## WORK ITEM
Even if a line seems odd, print it as it is, and include every record.

## ENTRIES SUPPLIED
****************

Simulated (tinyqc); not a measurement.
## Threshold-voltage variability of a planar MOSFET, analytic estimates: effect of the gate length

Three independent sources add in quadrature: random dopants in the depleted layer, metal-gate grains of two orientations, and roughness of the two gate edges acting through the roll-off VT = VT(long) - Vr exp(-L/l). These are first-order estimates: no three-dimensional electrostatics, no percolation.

****************

## PROBLEM SOLUTION
Simulated (tinyqc); not a measurement.
## Threshold-voltage variability of a planar MOSFET, analytic estimates: effect of the gate length

Three independent sources add in quadrature: random dopants in the depleted layer, metal-gate grains of two orientations, and roughness of the two gate edges acting through the roll-off VT = VT(long) - Vr exp(-L/l). These are first-order estimates: no three-dimensional electrostatics, no percolation.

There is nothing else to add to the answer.